□ □ □
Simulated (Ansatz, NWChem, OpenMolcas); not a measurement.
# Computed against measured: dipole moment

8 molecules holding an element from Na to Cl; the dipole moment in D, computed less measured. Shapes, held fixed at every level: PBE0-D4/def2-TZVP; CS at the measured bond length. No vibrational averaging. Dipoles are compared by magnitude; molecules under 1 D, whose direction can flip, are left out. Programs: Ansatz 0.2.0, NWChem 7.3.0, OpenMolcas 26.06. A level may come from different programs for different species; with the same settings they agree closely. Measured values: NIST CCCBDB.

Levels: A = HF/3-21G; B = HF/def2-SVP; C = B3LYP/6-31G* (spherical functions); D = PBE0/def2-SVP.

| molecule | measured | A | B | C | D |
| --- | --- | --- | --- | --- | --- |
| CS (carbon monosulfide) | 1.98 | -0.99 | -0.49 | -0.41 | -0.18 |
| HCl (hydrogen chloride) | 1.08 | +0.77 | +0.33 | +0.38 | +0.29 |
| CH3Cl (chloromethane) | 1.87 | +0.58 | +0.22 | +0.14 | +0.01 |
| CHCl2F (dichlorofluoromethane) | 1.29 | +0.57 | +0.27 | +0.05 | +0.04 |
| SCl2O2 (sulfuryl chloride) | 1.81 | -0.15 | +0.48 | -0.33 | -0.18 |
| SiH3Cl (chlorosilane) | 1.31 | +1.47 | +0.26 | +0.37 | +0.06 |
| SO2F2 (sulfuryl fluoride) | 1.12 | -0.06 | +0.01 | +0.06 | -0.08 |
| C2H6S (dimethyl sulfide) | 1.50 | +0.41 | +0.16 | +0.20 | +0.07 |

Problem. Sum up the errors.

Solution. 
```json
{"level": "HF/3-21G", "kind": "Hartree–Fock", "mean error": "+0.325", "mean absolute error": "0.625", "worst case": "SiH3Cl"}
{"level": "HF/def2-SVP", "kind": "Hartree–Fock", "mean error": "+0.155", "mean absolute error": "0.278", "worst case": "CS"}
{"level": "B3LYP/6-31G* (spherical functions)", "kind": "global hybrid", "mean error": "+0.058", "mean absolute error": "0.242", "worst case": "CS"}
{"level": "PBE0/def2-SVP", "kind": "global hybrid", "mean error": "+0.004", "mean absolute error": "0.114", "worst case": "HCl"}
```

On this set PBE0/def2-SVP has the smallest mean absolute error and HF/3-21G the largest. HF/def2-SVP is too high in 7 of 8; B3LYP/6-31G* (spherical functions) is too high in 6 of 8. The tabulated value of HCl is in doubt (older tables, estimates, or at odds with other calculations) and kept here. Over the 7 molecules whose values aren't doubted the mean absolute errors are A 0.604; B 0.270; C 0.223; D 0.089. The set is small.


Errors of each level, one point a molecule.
□ □ □

Copy exactly the stretch of data above from the line with "Problem. Sum up the errors." through the line with "On this set", and omit all other lines.

Problem. Sum up the errors.

Solution. 
```json
{"level": "HF/3-21G", "kind": "Hartree–Fock", "mean error": "+0.325", "mean absolute error": "0.625", "worst case": "SiH3Cl"}
{"level": "HF/def2-SVP", "kind": "Hartree–Fock", "mean error": "+0.155", "mean absolute error": "0.278", "worst case": "CS"}
{"level": "B3LYP/6-31G* (spherical functions)", "kind": "global hybrid", "mean error": "+0.058", "mean absolute error": "0.242", "worst case": "CS"}
{"level": "PBE0/def2-SVP", "kind": "global hybrid", "mean error": "+0.004", "mean absolute error": "0.114", "worst case": "HCl"}
```

On this set PBE0/def2-SVP has the smallest mean absolute error and HF/3-21G the largest. HF/def2-SVP is too high in 7 of 8; B3LYP/6-31G* (spherical functions) is too high in 6 of 8. The tabulated value of HCl is in doubt (older tables, estimates, or at odds with other calculations) and kept here. Over the 7 molecules whose values aren't doubted the mean absolute errors are A 0.604; B 0.270; C 0.223; D 0.089. The set is small.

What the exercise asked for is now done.